→ WORK TASK
Return only the lines running from the first line of the listing through the one with "2.418 | 0.024 |", unchanged.

→ RECORD EXCERPTS
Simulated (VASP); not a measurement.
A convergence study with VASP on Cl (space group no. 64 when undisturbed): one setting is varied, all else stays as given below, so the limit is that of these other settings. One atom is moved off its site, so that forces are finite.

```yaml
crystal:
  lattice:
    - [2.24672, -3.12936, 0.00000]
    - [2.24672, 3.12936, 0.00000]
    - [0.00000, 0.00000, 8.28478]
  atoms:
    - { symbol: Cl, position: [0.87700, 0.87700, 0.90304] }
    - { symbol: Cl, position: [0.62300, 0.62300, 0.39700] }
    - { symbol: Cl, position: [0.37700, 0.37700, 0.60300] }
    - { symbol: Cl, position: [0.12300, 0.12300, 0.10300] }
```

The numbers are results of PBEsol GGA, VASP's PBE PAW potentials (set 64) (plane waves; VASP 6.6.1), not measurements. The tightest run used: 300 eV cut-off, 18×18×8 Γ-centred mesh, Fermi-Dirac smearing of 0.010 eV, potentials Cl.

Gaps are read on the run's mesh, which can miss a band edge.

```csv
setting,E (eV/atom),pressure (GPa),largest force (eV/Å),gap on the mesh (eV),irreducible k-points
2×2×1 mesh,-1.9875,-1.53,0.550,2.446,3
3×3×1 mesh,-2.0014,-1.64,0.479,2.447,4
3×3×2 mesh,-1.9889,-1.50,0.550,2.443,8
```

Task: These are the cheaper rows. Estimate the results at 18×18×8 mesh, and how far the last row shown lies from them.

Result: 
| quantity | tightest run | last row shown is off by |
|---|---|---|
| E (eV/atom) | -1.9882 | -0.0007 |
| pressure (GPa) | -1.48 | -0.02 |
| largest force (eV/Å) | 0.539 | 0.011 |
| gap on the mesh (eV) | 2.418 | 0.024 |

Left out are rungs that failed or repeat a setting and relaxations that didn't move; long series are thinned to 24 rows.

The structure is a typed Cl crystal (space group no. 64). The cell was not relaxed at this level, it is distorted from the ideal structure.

→ TASK ANSWER
Simulated (VASP); not a measurement.
A convergence study with VASP on Cl (space group no. 64 when undisturbed): one setting is varied, all else stays as given below, so the limit is that of these other settings. One atom is moved off its site, so that forces are finite.

```yaml
crystal:
  lattice:
    - [2.24672, -3.12936, 0.00000]
    - [2.24672, 3.12936, 0.00000]
    - [0.00000, 0.00000, 8.28478]
  atoms:
    - { symbol: Cl, position: [0.87700, 0.87700, 0.90304] }
    - { symbol: Cl, position: [0.62300, 0.62300, 0.39700] }
    - { symbol: Cl, position: [0.37700, 0.37700, 0.60300] }
    - { symbol: Cl, position: [0.12300, 0.12300, 0.10300] }
```

The numbers are results of PBEsol GGA, VASP's PBE PAW potentials (set 64) (plane waves; VASP 6.6.1), not measurements. The tightest run used: 300 eV cut-off, 18×18×8 Γ-centred mesh, Fermi-Dirac smearing of 0.010 eV, potentials Cl.

Gaps are read on the run's mesh, which can miss a band edge.

```csv
setting,E (eV/atom),pressure (GPa),largest force (eV/Å),gap on the mesh (eV),irreducible k-points
2×2×1 mesh,-1.9875,-1.53,0.550,2.446,3
3×3×1 mesh,-2.0014,-1.64,0.479,2.447,4
3×3×2 mesh,-1.9889,-1.50,0.550,2.443,8
```

Task: These are the cheaper rows. Estimate the results at 18×18×8 mesh, and how far the last row shown lies from them.

Result: 
| quantity | tightest run | last row shown is off by |
|---|---|---|
| E (eV/atom) | -1.9882 | -0.0007 |
| pressure (GPa) | -1.48 | -0.02 |
| largest force (eV/Å) | 0.539 | 0.011 |
| gap on the mesh (eV) | 2.418 | 0.024 |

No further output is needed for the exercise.